[Opening Data section]

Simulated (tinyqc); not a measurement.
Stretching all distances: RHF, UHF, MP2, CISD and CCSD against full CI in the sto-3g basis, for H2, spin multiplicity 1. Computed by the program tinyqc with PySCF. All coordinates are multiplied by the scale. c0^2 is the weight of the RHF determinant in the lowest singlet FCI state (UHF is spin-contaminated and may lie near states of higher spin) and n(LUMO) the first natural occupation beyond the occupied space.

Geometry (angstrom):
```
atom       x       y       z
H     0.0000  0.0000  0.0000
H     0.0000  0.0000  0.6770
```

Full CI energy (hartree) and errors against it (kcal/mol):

[Closing Data section]

## Activity
Line by line, retype the data exactly as written.

## Task output
Simulated (tinyqc); not a measurement.
Stretching all distances: RHF, UHF, MP2, CISD and CCSD against full CI in the sto-3g basis, for H2, spin multiplicity 1. Computed by the program tinyqc with PySCF. All coordinates are multiplied by the scale. c0^2 is the weight of the RHF determinant in the lowest singlet FCI state (UHF is spin-contaminated and may lie near states of higher spin) and n(LUMO) the first natural occupation beyond the occupied space.

Geometry (angstrom):
```
atom       x       y       z
H     0.0000  0.0000  0.0000
H     0.0000  0.0000  0.6770
```

Full CI energy (hartree) and errors against it (kcal/mol):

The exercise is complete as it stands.